- _WORK REQUEST_: Please copy every record exactly as it is written.

- _DATASET CONTENT_:
Content starts

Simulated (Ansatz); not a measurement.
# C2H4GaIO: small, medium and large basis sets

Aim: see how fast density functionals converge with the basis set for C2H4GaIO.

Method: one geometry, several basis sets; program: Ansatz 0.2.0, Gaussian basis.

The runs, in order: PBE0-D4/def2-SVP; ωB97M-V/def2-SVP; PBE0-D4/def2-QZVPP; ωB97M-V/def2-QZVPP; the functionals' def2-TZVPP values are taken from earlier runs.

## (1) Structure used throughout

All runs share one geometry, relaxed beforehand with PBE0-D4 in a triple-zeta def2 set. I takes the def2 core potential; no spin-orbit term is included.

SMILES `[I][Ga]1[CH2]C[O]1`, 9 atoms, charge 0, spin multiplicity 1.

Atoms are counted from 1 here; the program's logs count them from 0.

Content ends

- _WRITTEN REPLY_:
Simulated (Ansatz); not a measurement.
# C2H4GaIO: small, medium and large basis sets

Aim: see how fast density functionals converge with the basis set for C2H4GaIO.

Method: one geometry, several basis sets; program: Ansatz 0.2.0, Gaussian basis.

The runs, in order: PBE0-D4/def2-SVP; ωB97M-V/def2-SVP; PBE0-D4/def2-QZVPP; ωB97M-V/def2-QZVPP; the functionals' def2-TZVPP values are taken from earlier runs.

## (1) Structure used throughout

All runs share one geometry, relaxed beforehand with PBE0-D4 in a triple-zeta def2 set. I takes the def2 core potential; no spin-orbit term is included.

SMILES `[I][Ga]1[CH2]C[O]1`, 9 atoms, charge 0, spin multiplicity 1.

Atoms are counted from 1 here; the program's logs count them from 0.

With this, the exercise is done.